In the data that follows, find the line with "All values below"; transcribe it, every later line up to the one with "- SIGMA = 0.01, pressure (GPa): 3.02", and that line as well, exactly and with no others.

■ ■ ■ ■ ■

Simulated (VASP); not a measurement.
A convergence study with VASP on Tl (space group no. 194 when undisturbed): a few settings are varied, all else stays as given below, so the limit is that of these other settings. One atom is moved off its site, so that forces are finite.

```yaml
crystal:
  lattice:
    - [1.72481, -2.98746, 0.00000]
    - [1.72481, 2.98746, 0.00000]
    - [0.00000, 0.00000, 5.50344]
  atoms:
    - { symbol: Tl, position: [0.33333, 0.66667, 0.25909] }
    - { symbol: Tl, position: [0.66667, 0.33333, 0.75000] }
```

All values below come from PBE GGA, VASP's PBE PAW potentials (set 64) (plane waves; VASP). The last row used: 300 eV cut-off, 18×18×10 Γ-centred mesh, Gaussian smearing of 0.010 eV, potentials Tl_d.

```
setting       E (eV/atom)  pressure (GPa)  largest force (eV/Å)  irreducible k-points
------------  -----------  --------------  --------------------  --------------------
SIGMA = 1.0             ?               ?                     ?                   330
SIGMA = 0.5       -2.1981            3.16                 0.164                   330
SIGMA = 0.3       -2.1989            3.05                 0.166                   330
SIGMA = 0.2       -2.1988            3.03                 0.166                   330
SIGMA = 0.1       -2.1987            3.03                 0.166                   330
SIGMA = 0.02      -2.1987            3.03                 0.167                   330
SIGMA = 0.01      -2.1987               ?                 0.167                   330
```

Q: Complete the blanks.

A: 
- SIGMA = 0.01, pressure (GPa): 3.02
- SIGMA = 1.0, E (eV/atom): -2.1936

■ ■ ■ ■ ■

## [Task result]
All values below come from PBE GGA, VASP's PBE PAW potentials (set 64) (plane waves; VASP). The last row used: 300 eV cut-off, 18×18×10 Γ-centred mesh, Gaussian smearing of 0.010 eV, potentials Tl_d.

```
setting       E (eV/atom)  pressure (GPa)  largest force (eV/Å)  irreducible k-points
------------  -----------  --------------  --------------------  --------------------
SIGMA = 1.0             ?               ?                     ?                   330
SIGMA = 0.5       -2.1981            3.16                 0.164                   330
SIGMA = 0.3       -2.1989            3.05                 0.166                   330
SIGMA = 0.2       -2.1988            3.03                 0.166                   330
SIGMA = 0.1       -2.1987            3.03                 0.166                   330
SIGMA = 0.02      -2.1987            3.03                 0.167                   330
SIGMA = 0.01      -2.1987               ?                 0.167                   330
```

Q: Complete the blanks.

A: 
- SIGMA = 0.01, pressure (GPa): 3.02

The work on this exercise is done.